Top of DATA RECORDS
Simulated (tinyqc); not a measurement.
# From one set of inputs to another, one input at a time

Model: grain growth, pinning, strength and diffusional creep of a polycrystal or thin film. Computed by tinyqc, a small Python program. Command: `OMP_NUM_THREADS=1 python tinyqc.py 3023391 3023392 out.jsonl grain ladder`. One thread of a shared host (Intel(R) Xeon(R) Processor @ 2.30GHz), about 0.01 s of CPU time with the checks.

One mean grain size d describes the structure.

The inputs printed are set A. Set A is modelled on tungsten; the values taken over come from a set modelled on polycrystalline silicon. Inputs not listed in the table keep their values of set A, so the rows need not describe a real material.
Bottom of DATA RECORDS

- **ASSIGNMENT**
Word for word, restate the lines of the data above that fall between the line holding "Model: grain growth, pinning, strength" and the line holding "One mean grain", inclusive, and no other lines.

- **TASK OUTPUT**
Model: grain growth, pinning, strength and diffusional creep of a polycrystal or thin film. Computed by tinyqc, a small Python program. Command: `OMP_NUM_THREADS=1 python tinyqc.py 3023391 3023392 out.jsonl grain ladder`. One thread of a shared host (Intel(R) Xeon(R) Processor @ 2.30GHz), about 0.01 s of CPU time with the checks.

One mean grain size d describes the structure.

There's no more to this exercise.